Extracted entries:
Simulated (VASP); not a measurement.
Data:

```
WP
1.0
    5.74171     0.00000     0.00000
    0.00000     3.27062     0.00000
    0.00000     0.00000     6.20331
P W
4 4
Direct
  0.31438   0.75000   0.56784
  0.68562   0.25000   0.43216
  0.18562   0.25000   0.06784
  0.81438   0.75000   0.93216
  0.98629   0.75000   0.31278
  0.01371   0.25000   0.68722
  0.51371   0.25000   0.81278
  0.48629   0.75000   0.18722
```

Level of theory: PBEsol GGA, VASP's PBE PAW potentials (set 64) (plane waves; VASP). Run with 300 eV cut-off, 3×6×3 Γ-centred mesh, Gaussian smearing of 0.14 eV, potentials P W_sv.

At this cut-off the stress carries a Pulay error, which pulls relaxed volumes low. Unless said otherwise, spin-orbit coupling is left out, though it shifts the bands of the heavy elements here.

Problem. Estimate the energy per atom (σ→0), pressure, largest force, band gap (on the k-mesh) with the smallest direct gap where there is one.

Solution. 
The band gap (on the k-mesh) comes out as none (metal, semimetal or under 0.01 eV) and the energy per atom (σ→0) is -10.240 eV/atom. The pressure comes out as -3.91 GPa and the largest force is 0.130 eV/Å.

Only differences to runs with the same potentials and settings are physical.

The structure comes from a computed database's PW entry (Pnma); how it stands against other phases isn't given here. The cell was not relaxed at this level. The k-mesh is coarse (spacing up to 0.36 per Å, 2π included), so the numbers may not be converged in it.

Activity:
One inclusive range is required: first line of the data through the line containing "Only differences to". Set it down exactly and output nothing else.

Task solution:
Simulated (VASP); not a measurement.
Data:

```
WP
1.0
    5.74171     0.00000     0.00000
    0.00000     3.27062     0.00000
    0.00000     0.00000     6.20331
P W
4 4
Direct
  0.31438   0.75000   0.56784
  0.68562   0.25000   0.43216
  0.18562   0.25000   0.06784
  0.81438   0.75000   0.93216
  0.98629   0.75000   0.31278
  0.01371   0.25000   0.68722
  0.51371   0.25000   0.81278
  0.48629   0.75000   0.18722
```

Level of theory: PBEsol GGA, VASP's PBE PAW potentials (set 64) (plane waves; VASP). Run with 300 eV cut-off, 3×6×3 Γ-centred mesh, Gaussian smearing of 0.14 eV, potentials P W_sv.

At this cut-off the stress carries a Pulay error, which pulls relaxed volumes low. Unless said otherwise, spin-orbit coupling is left out, though it shifts the bands of the heavy elements here.

Problem. Estimate the energy per atom (σ→0), pressure, largest force, band gap (on the k-mesh) with the smallest direct gap where there is one.

Solution. 
The band gap (on the k-mesh) comes out as none (metal, semimetal or under 0.01 eV) and the energy per atom (σ→0) is -10.240 eV/atom. The pressure comes out as -3.91 GPa and the largest force is 0.130 eV/Å.

Only differences to runs with the same potentials and settings are physical.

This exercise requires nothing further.